In the material below, transcribe every line from the first through the line holding "between the two?**", exactly, and stop after that line.

▼

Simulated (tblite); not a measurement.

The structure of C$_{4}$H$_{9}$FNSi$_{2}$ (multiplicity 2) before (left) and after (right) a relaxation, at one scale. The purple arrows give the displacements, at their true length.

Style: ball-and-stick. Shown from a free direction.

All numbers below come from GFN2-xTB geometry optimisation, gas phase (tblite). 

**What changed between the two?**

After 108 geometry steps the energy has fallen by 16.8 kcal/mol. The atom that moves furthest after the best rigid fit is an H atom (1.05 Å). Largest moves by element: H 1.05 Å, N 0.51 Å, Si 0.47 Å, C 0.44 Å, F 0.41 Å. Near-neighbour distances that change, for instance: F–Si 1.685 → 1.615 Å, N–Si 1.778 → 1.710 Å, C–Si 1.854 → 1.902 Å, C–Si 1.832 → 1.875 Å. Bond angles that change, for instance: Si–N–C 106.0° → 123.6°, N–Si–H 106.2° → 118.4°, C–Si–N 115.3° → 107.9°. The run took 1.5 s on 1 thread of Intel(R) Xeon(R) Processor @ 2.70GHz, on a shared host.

▲

* [Exercise output]:
Simulated (tblite); not a measurement.

The structure of C$_{4}$H$_{9}$FNSi$_{2}$ (multiplicity 2) before (left) and after (right) a relaxation, at one scale. The purple arrows give the displacements, at their true length.

Style: ball-and-stick. Shown from a free direction.

All numbers below come from GFN2-xTB geometry optimisation, gas phase (tblite). 

**What changed between the two?**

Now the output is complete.